§ **Extracted information**
────────────────

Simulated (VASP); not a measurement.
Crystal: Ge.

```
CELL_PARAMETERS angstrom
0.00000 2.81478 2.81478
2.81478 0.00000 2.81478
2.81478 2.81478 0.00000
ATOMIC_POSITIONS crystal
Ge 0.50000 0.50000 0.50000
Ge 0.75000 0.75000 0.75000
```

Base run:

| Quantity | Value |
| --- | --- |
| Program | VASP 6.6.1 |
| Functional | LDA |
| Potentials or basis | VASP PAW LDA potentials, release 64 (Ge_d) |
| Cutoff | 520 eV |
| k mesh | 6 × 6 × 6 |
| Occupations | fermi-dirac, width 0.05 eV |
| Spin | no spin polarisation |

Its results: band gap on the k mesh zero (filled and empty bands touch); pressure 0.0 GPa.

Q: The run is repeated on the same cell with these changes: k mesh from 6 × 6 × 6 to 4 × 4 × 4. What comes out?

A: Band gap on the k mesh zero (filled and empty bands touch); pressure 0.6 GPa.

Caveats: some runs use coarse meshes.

────────────────

§ **Required action**
In the listing above, the lines from the one containing "Its results: band" through the one containing "A: Band gap" must be set down exactly, with no other lines.

§ **Problem solution**
Its results: band gap on the k mesh zero (filled and empty bands touch); pressure 0.0 GPa.

Q: The run is repeated on the same cell with these changes: k mesh from 6 × 6 × 6 to 4 × 4 × 4. What comes out?

A: Band gap on the k mesh zero (filled and empty bands touch); pressure 0.6 GPa.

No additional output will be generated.